Dataset –
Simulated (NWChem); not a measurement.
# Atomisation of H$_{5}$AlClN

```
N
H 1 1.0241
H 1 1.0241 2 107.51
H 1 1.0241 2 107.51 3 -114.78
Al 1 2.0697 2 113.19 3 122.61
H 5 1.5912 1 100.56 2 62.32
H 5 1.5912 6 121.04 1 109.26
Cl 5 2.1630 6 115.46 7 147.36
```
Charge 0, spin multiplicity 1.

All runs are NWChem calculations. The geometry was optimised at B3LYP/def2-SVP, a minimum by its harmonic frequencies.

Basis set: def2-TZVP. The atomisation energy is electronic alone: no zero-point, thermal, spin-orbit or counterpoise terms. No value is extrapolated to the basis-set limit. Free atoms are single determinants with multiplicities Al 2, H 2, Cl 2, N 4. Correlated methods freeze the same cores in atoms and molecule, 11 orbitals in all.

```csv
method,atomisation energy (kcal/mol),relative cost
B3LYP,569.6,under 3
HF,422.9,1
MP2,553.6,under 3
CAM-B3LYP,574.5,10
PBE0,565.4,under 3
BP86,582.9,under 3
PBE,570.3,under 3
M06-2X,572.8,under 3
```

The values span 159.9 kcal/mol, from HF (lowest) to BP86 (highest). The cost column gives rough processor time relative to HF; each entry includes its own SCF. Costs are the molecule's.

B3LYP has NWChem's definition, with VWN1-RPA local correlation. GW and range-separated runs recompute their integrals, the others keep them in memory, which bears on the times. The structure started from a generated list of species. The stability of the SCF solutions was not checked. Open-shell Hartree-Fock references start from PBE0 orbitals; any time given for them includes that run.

Work order – Starting with the first line of the records, repeat every line up to and including the one containing "The values span", and nothing else.

Written reply –
Simulated (NWChem); not a measurement.
# Atomisation of H$_{5}$AlClN

```
N
H 1 1.0241
H 1 1.0241 2 107.51
H 1 1.0241 2 107.51 3 -114.78
Al 1 2.0697 2 113.19 3 122.61
H 5 1.5912 1 100.56 2 62.32
H 5 1.5912 6 121.04 1 109.26
Cl 5 2.1630 6 115.46 7 147.36
```
Charge 0, spin multiplicity 1.

All runs are NWChem calculations. The geometry was optimised at B3LYP/def2-SVP, a minimum by its harmonic frequencies.

Basis set: def2-TZVP. The atomisation energy is electronic alone: no zero-point, thermal, spin-orbit or counterpoise terms. No value is extrapolated to the basis-set limit. Free atoms are single determinants with multiplicities Al 2, H 2, Cl 2, N 4. Correlated methods freeze the same cores in atoms and molecule, 11 orbitals in all.

```csv
method,atomisation energy (kcal/mol),relative cost
B3LYP,569.6,under 3
HF,422.9,1
MP2,553.6,under 3
CAM-B3LYP,574.5,10
PBE0,565.4,under 3
BP86,582.9,under 3
PBE,570.3,under 3
M06-2X,572.8,under 3
```

The values span 159.9 kcal/mol, from HF (lowest) to BP86 (highest). The cost column gives rough processor time relative to HF; each entry includes its own SCF. Costs are the molecule's.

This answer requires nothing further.